Work task: Each record beneath this line is to be copied exactly.

Data to examine:
☆ ☆ ☆ ☆ ☆ ☆ ☆

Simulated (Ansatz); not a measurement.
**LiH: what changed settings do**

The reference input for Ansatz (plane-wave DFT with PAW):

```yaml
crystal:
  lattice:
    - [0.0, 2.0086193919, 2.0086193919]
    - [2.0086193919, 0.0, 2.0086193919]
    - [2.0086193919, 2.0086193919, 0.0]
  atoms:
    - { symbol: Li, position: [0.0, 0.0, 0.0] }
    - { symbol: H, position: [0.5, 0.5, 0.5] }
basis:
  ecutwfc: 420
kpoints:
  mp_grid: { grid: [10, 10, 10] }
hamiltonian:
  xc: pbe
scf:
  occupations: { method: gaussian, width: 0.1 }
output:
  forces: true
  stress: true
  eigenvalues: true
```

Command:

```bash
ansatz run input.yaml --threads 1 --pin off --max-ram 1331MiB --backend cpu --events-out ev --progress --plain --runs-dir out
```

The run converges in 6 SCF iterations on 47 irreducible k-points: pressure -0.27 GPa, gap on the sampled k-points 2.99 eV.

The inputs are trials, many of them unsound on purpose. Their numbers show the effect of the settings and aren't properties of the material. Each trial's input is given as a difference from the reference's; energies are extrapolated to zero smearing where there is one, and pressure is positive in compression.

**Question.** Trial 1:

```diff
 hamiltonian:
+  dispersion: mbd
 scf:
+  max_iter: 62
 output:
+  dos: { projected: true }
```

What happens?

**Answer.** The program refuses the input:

☆ ☆ ☆ ☆ ☆ ☆ ☆

Exercise solution:
Simulated (Ansatz); not a measurement.
**LiH: what changed settings do**

The reference input for Ansatz (plane-wave DFT with PAW):

```yaml
crystal:
  lattice:
    - [0.0, 2.0086193919, 2.0086193919]
    - [2.0086193919, 0.0, 2.0086193919]
    - [2.0086193919, 2.0086193919, 0.0]
  atoms:
    - { symbol: Li, position: [0.0, 0.0, 0.0] }
    - { symbol: H, position: [0.5, 0.5, 0.5] }
basis:
  ecutwfc: 420
kpoints:
  mp_grid: { grid: [10, 10, 10] }
hamiltonian:
  xc: pbe
scf:
  occupations: { method: gaussian, width: 0.1 }
output:
  forces: true
  stress: true
  eigenvalues: true
```

Command:

```bash
ansatz run input.yaml --threads 1 --pin off --max-ram 1331MiB --backend cpu --events-out ev --progress --plain --runs-dir out
```

The run converges in 6 SCF iterations on 47 irreducible k-points: pressure -0.27 GPa, gap on the sampled k-points 2.99 eV.

The inputs are trials, many of them unsound on purpose. Their numbers show the effect of the settings and aren't properties of the material. Each trial's input is given as a difference from the reference's; energies are extrapolated to zero smearing where there is one, and pressure is positive in compression.

**Question.** Trial 1:

```diff
 hamiltonian:
+  dispersion: mbd
 scf:
+  max_iter: 62
 output:
+  dos: { projected: true }
```

What happens?

**Answer.** The program refuses the input:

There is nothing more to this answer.